▶ [Work instruction]: Copy the whole listing below exactly.

▶ [Data]:
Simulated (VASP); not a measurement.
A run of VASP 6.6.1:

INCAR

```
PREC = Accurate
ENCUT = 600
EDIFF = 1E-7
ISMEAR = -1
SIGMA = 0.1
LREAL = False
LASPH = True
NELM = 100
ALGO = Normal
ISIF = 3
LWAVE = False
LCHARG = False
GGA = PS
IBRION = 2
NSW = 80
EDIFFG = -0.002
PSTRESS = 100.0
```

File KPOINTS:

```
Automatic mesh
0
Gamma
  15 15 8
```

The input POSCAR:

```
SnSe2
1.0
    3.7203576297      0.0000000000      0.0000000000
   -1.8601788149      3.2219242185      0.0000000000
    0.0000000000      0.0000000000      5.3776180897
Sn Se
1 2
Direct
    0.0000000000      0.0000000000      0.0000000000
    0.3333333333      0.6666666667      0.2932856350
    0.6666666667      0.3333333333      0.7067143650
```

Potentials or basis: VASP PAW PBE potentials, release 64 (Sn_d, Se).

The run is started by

▶ [Exercise answer]:
Simulated (VASP); not a measurement.
A run of VASP 6.6.1:

INCAR

```
PREC = Accurate
ENCUT = 600
EDIFF = 1E-7
ISMEAR = -1
SIGMA = 0.1
LREAL = False
LASPH = True
NELM = 100
ALGO = Normal
ISIF = 3
LWAVE = False
LCHARG = False
GGA = PS
IBRION = 2
NSW = 80
EDIFFG = -0.002
PSTRESS = 100.0
```

File KPOINTS:

```
Automatic mesh
0
Gamma
  15 15 8
```

The input POSCAR:

```
SnSe2
1.0
    3.7203576297      0.0000000000      0.0000000000
   -1.8601788149      3.2219242185      0.0000000000
    0.0000000000      0.0000000000      5.3776180897
Sn Se
1 2
Direct
    0.0000000000      0.0000000000      0.0000000000
    0.3333333333      0.6666666667      0.2932856350
    0.6666666667      0.3333333333      0.7067143650
```

Potentials or basis: VASP PAW PBE potentials, release 64 (Sn_d, Se).

The run is started by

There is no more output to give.